REQUIRED ACTION: The line containing "Problem. How long" marks the end: quote every line from the start of the records below through it, word for word.

LISTED ENTRIES:
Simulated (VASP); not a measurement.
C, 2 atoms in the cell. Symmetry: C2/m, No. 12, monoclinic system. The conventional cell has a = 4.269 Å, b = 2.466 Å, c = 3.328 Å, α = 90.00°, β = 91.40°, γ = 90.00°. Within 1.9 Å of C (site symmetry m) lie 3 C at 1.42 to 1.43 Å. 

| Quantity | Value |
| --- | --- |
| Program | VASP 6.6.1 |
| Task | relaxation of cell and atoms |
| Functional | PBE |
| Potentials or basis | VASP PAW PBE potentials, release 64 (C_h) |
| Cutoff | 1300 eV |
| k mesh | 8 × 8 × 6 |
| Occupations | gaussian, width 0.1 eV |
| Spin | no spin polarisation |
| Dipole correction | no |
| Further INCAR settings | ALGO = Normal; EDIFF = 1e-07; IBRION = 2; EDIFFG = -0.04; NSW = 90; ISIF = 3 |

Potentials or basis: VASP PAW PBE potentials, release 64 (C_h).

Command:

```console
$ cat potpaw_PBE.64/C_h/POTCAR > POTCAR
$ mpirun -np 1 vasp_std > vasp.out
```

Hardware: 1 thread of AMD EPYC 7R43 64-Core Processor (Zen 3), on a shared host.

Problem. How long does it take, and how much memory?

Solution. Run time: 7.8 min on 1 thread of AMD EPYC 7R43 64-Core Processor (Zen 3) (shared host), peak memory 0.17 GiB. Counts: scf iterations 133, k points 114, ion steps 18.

ANSWER BOX:
Simulated (VASP); not a measurement.
C, 2 atoms in the cell. Symmetry: C2/m, No. 12, monoclinic system. The conventional cell has a = 4.269 Å, b = 2.466 Å, c = 3.328 Å, α = 90.00°, β = 91.40°, γ = 90.00°. Within 1.9 Å of C (site symmetry m) lie 3 C at 1.42 to 1.43 Å. 

| Quantity | Value |
| --- | --- |
| Program | VASP 6.6.1 |
| Task | relaxation of cell and atoms |
| Functional | PBE |
| Potentials or basis | VASP PAW PBE potentials, release 64 (C_h) |
| Cutoff | 1300 eV |
| k mesh | 8 × 8 × 6 |
| Occupations | gaussian, width 0.1 eV |
| Spin | no spin polarisation |
| Dipole correction | no |
| Further INCAR settings | ALGO = Normal; EDIFF = 1e-07; IBRION = 2; EDIFFG = -0.04; NSW = 90; ISIF = 3 |

Potentials or basis: VASP PAW PBE potentials, release 64 (C_h).

Command:

```console
$ cat potpaw_PBE.64/C_h/POTCAR > POTCAR
$ mpirun -np 1 vasp_std > vasp.out
```

Hardware: 1 thread of AMD EPYC 7R43 64-Core Processor (Zen 3), on a shared host.

Problem. How long does it take, and how much memory?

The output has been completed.